**DATA SUPPLIED:**
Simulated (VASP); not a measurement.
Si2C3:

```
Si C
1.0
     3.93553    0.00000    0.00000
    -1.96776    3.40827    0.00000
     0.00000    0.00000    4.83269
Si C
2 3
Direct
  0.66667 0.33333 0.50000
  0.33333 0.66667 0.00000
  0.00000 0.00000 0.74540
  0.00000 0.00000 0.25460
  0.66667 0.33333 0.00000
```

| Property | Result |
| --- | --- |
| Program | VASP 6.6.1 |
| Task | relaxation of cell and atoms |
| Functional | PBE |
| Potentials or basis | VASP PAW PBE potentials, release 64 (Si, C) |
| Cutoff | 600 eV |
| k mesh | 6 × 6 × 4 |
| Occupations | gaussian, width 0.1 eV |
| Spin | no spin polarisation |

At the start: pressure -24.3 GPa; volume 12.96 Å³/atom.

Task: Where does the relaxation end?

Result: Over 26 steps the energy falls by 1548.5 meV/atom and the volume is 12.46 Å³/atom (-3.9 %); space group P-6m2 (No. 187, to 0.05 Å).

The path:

**WORK ORDER:** Copy every line of the records word for word.

**RESPONSE:**
Simulated (VASP); not a measurement.
Si2C3:

```
Si C
1.0
     3.93553    0.00000    0.00000
    -1.96776    3.40827    0.00000
     0.00000    0.00000    4.83269
Si C
2 3
Direct
  0.66667 0.33333 0.50000
  0.33333 0.66667 0.00000
  0.00000 0.00000 0.74540
  0.00000 0.00000 0.25460
  0.66667 0.33333 0.00000
```

| Property | Result |
| --- | --- |
| Program | VASP 6.6.1 |
| Task | relaxation of cell and atoms |
| Functional | PBE |
| Potentials or basis | VASP PAW PBE potentials, release 64 (Si, C) |
| Cutoff | 600 eV |
| k mesh | 6 × 6 × 4 |
| Occupations | gaussian, width 0.1 eV |
| Spin | no spin polarisation |

At the start: pressure -24.3 GPa; volume 12.96 Å³/atom.

Task: Where does the relaxation end?

Result: Over 26 steps the energy falls by 1548.5 meV/atom and the volume is 12.46 Å³/atom (-3.9 %); space group P-6m2 (No. 187, to 0.05 Å).

The path:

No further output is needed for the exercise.